- **Stored data**
***

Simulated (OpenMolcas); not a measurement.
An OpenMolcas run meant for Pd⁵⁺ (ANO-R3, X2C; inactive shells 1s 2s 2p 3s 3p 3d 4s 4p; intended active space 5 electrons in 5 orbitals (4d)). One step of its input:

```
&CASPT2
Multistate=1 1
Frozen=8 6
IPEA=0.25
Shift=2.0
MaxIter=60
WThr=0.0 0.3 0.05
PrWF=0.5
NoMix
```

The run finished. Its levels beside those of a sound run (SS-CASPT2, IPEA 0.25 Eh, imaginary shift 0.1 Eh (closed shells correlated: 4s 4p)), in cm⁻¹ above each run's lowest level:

***

- **Task item**
Copy out every entry again, exactly as it was given.

- **Problem solution**
Simulated (OpenMolcas); not a measurement.
An OpenMolcas run meant for Pd⁵⁺ (ANO-R3, X2C; inactive shells 1s 2s 2p 3s 3p 3d 4s 4p; intended active space 5 electrons in 5 orbitals (4d)). One step of its input:

```
&CASPT2
Multistate=1 1
Frozen=8 6
IPEA=0.25
Shift=2.0
MaxIter=60
WThr=0.0 0.3 0.05
PrWF=0.5
NoMix
```

The run finished. Its levels beside those of a sound run (SS-CASPT2, IPEA 0.25 Eh, imaginary shift 0.1 Eh (closed shells correlated: 4s 4p)), in cm⁻¹ above each run's lowest level:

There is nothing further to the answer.